◆ Work task
Write down each of the records again, exactly and in full.

-=-=-

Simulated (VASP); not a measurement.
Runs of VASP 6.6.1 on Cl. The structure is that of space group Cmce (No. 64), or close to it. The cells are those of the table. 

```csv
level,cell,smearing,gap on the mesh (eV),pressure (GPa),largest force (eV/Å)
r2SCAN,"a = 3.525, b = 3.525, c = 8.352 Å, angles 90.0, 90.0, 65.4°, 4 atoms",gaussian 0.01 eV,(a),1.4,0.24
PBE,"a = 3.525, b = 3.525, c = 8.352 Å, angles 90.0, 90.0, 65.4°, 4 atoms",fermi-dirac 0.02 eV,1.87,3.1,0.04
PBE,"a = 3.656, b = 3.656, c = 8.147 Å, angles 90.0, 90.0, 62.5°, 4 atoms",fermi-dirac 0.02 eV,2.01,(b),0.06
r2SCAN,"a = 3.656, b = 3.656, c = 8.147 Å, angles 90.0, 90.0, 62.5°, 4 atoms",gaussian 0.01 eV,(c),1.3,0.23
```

-=-=-

◆ Exercise answer
Simulated (VASP); not a measurement.
Runs of VASP 6.6.1 on Cl. The structure is that of space group Cmce (No. 64), or close to it. The cells are those of the table. 

```csv
level,cell,smearing,gap on the mesh (eV),pressure (GPa),largest force (eV/Å)
r2SCAN,"a = 3.525, b = 3.525, c = 8.352 Å, angles 90.0, 90.0, 65.4°, 4 atoms",gaussian 0.01 eV,(a),1.4,0.24
PBE,"a = 3.525, b = 3.525, c = 8.352 Å, angles 90.0, 90.0, 65.4°, 4 atoms",fermi-dirac 0.02 eV,1.87,3.1,0.04
PBE,"a = 3.656, b = 3.656, c = 8.147 Å, angles 90.0, 90.0, 62.5°, 4 atoms",fermi-dirac 0.02 eV,2.01,(b),0.06
r2SCAN,"a = 3.656, b = 3.656, c = 8.147 Å, angles 90.0, 90.0, 62.5°, 4 atoms",gaussian 0.01 eV,(c),1.3,0.23
```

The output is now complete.